(Data)
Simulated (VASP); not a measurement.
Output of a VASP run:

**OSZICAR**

(Exercise)
Output the entries above exactly, please, with nothing dropped.

(Answer area)
Simulated (VASP); not a measurement.
Output of a VASP run:

**OSZICAR**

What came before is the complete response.